_Data provided_.
***

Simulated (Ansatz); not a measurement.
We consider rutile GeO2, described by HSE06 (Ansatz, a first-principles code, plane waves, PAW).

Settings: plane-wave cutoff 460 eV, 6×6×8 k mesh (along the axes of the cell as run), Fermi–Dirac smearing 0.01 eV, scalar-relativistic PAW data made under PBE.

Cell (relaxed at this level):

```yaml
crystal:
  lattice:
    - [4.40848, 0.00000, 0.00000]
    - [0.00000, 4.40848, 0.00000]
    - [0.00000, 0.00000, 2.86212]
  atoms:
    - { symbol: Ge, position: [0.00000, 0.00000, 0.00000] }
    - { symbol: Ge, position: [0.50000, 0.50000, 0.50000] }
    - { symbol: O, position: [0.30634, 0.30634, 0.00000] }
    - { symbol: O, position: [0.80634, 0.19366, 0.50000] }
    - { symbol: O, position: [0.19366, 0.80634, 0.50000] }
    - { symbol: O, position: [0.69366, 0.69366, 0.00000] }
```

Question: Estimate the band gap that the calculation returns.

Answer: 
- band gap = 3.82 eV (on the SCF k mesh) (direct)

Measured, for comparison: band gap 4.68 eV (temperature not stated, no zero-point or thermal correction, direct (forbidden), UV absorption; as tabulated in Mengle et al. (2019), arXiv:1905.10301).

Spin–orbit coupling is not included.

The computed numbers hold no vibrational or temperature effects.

***

_Assigned task_.
Return only the lines above that run from the opening line through the line containing "We consider rutile", exactly as written.

_Task response_.
Simulated (Ansatz); not a measurement.
We consider rutile GeO2, described by HSE06 (Ansatz, a first-principles code, plane waves, PAW).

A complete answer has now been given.